→ Given information
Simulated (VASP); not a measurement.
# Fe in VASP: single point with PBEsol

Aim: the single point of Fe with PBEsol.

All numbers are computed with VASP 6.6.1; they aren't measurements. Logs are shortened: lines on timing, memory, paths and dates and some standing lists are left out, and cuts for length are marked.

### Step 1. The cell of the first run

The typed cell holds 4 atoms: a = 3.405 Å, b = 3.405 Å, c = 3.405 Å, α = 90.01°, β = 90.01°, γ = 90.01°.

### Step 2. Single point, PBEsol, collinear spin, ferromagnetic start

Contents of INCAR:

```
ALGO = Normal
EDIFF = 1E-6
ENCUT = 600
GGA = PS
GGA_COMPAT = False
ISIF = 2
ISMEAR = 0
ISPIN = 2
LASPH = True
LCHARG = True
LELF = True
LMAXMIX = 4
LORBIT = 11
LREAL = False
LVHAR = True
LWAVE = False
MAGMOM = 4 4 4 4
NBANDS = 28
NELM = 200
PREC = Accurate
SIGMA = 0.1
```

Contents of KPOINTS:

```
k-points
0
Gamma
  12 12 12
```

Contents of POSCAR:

→ Brief
Could you set down, word for word, only the lines above from the line with "All numbers are" to the line with "The typed cell", including both?

→ Written answer
All numbers are computed with VASP 6.6.1; they aren't measurements. Logs are shortened: lines on timing, memory, paths and dates and some standing lists are left out, and cuts for length are marked.

### Step 1. The cell of the first run

The typed cell holds 4 atoms: a = 3.405 Å, b = 3.405 Å, c = 3.405 Å, α = 90.01°, β = 90.01°, γ = 90.01°.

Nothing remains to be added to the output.